#### ACTIVITY
It is required that all of the data be written out exactly.

/---

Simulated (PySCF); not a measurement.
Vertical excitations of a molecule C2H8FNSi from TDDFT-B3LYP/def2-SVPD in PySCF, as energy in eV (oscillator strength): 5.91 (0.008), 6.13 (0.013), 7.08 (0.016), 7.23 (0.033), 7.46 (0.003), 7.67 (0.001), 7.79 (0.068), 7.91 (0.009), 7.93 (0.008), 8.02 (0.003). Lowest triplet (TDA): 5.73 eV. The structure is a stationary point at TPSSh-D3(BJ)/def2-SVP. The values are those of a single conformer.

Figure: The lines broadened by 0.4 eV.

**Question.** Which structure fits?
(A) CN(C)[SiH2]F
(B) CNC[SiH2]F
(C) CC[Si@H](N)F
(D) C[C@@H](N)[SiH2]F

\---

#### WRITTEN SOLUTION
Simulated (PySCF); not a measurement.
Vertical excitations of a molecule C2H8FNSi from TDDFT-B3LYP/def2-SVPD in PySCF, as energy in eV (oscillator strength): 5.91 (0.008), 6.13 (0.013), 7.08 (0.016), 7.23 (0.033), 7.46 (0.003), 7.67 (0.001), 7.79 (0.068), 7.91 (0.009), 7.93 (0.008), 8.02 (0.003). Lowest triplet (TDA): 5.73 eV. The structure is a stationary point at TPSSh-D3(BJ)/def2-SVP. The values are those of a single conformer.

Figure: The lines broadened by 0.4 eV.

**Question.** Which structure fits?
(A) CN(C)[SiH2]F
(B) CNC[SiH2]F
(C) CC[Si@H](N)F
(D) C[C@@H](N)[SiH2]F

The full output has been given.